- ACTION ITEM -
The span to repeat in the listing below runs from the line containing "Si(H)(SiH3) anion (H4Si2), SMILES" to the line containing "Rotation: q = (√π/σ)", inclusive. Repeat it exactly, and only it.

━━━━

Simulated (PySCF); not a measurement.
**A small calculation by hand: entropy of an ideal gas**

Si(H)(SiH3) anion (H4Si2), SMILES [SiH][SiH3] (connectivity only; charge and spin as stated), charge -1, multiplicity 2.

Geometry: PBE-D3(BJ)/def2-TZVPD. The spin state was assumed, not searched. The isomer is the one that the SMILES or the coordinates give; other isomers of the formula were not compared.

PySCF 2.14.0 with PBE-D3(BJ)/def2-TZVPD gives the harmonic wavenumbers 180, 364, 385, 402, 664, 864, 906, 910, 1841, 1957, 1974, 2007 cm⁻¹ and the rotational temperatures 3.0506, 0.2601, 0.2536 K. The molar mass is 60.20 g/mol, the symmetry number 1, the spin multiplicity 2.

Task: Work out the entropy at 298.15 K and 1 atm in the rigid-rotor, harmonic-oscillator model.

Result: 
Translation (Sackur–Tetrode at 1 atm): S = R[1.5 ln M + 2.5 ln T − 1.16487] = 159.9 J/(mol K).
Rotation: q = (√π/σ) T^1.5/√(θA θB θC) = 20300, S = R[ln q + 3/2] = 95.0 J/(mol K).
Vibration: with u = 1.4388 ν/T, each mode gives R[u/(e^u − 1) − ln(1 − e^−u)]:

━━━━

- TASK ANSWER -
Si(H)(SiH3) anion (H4Si2), SMILES [SiH][SiH3] (connectivity only; charge and spin as stated), charge -1, multiplicity 2.

Geometry: PBE-D3(BJ)/def2-TZVPD. The spin state was assumed, not searched. The isomer is the one that the SMILES or the coordinates give; other isomers of the formula were not compared.

PySCF 2.14.0 with PBE-D3(BJ)/def2-TZVPD gives the harmonic wavenumbers 180, 364, 385, 402, 664, 864, 906, 910, 1841, 1957, 1974, 2007 cm⁻¹ and the rotational temperatures 3.0506, 0.2601, 0.2536 K. The molar mass is 60.20 g/mol, the symmetry number 1, the spin multiplicity 2.

Task: Work out the entropy at 298.15 K and 1 atm in the rigid-rotor, harmonic-oscillator model.

Result: 
Translation (Sackur–Tetrode at 1 atm): S = R[1.5 ln M + 2.5 ln T − 1.16487] = 159.9 J/(mol K).
Rotation: q = (√π/σ) T^1.5/√(θA θB θC) = 20300, S = R[ln q + 3/2] = 95.0 J/(mol K).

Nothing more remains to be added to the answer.